### Information shown
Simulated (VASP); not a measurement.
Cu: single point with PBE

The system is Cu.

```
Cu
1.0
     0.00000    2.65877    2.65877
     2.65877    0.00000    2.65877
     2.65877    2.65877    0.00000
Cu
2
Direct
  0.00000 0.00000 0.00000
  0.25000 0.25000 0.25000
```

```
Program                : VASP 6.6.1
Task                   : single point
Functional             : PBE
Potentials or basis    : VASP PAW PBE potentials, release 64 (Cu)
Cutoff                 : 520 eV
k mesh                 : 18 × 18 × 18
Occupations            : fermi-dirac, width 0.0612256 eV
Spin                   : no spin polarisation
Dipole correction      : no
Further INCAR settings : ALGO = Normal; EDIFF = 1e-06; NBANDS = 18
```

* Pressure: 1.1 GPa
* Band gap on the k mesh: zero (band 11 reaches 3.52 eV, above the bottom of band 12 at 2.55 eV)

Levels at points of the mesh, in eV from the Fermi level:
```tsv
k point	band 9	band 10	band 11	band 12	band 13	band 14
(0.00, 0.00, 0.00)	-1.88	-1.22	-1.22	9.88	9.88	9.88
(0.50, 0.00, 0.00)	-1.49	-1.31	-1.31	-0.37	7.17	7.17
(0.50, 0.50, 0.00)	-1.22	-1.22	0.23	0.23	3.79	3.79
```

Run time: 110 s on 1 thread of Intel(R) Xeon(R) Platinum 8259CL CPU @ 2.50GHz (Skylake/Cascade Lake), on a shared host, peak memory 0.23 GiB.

### Action item
Retype exactly the lines of the data above that fall between the line with "The system is Cu." and the line with "Pressure: 1.1 GPa", inclusive, and add nothing.

### Written solution
The system is Cu.

```
Cu
1.0
     0.00000    2.65877    2.65877
     2.65877    0.00000    2.65877
     2.65877    2.65877    0.00000
Cu
2
Direct
  0.00000 0.00000 0.00000
  0.25000 0.25000 0.25000
```

```
Program                : VASP 6.6.1
Task                   : single point
Functional             : PBE
Potentials or basis    : VASP PAW PBE potentials, release 64 (Cu)
Cutoff                 : 520 eV
k mesh                 : 18 × 18 × 18
Occupations            : fermi-dirac, width 0.0612256 eV
Spin                   : no spin polarisation
Dipole correction      : no
Further INCAR settings : ALGO = Normal; EDIFF = 1e-06; NBANDS = 18
```

* Pressure: 1.1 GPa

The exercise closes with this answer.